═══ Data for review ═══
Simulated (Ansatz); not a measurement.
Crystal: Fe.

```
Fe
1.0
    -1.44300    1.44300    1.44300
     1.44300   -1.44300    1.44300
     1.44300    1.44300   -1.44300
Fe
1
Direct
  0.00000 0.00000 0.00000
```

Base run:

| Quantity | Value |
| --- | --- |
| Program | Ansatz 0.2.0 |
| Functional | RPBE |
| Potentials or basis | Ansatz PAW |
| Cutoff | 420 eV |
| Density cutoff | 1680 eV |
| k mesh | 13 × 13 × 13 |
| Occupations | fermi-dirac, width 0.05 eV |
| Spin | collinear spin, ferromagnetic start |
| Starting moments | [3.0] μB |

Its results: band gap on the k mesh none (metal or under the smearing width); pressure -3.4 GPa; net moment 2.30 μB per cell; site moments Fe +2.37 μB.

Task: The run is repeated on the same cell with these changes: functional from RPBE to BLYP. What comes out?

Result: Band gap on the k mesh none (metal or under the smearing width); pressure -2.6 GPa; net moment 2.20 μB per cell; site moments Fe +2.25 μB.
═══

**Work request**
Print, unaltered, every line from the beginning of the material down to the line with "Ansatz PAW |".

**Reply**
Simulated (Ansatz); not a measurement.
Crystal: Fe.

```
Fe
1.0
    -1.44300    1.44300    1.44300
     1.44300   -1.44300    1.44300
     1.44300    1.44300   -1.44300
Fe
1
Direct
  0.00000 0.00000 0.00000
```

Base run:

| Quantity | Value |
| --- | --- |
| Program | Ansatz 0.2.0 |
| Functional | RPBE |
| Potentials or basis | Ansatz PAW |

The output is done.